▬▬▬

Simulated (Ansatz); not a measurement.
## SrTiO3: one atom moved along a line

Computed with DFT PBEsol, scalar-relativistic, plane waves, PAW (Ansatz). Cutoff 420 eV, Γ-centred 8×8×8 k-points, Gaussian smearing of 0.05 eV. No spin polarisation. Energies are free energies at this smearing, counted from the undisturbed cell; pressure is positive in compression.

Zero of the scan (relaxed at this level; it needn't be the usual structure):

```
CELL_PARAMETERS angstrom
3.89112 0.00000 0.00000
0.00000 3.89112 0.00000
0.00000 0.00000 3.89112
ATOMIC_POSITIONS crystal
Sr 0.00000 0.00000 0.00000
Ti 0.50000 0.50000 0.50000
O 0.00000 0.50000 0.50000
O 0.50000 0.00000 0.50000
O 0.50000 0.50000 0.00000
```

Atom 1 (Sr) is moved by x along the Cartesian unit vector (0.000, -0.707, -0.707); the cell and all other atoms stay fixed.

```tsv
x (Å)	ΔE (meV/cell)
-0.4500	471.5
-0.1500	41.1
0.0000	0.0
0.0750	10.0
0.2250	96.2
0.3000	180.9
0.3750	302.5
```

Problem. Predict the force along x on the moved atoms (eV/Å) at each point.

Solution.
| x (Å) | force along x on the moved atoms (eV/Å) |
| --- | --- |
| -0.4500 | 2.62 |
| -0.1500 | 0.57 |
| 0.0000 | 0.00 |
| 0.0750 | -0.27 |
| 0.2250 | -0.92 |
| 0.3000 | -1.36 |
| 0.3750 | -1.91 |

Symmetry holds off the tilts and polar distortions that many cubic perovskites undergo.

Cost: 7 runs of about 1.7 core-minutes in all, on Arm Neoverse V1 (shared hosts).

▬▬▬

Required action: Lines from the first one above through the line containing "## SrTiO3: one atom moved along a line" are to be retyped exactly, both included, and nothing more.

Expected answer:
Simulated (Ansatz); not a measurement.
## SrTiO3: one atom moved along a line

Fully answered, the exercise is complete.